### Work order
Quote the whole listing verbatim.

:::
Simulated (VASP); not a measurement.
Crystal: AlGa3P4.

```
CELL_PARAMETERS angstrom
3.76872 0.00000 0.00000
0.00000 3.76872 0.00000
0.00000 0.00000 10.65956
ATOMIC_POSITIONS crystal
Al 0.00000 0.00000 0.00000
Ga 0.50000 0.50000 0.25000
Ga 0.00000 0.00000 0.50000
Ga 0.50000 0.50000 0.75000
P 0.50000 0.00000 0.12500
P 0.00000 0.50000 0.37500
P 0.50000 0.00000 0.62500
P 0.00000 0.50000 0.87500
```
:::

### Task response
Simulated (VASP); not a measurement.
Crystal: AlGa3P4.

```
CELL_PARAMETERS angstrom
3.76872 0.00000 0.00000
0.00000 3.76872 0.00000
0.00000 0.00000 10.65956
ATOMIC_POSITIONS crystal
Al 0.00000 0.00000 0.00000
Ga 0.50000 0.50000 0.25000
Ga 0.00000 0.00000 0.50000
Ga 0.50000 0.50000 0.75000
P 0.50000 0.00000 0.12500
P 0.00000 0.50000 0.37500
P 0.50000 0.00000 0.62500
P 0.00000 0.50000 0.87500
```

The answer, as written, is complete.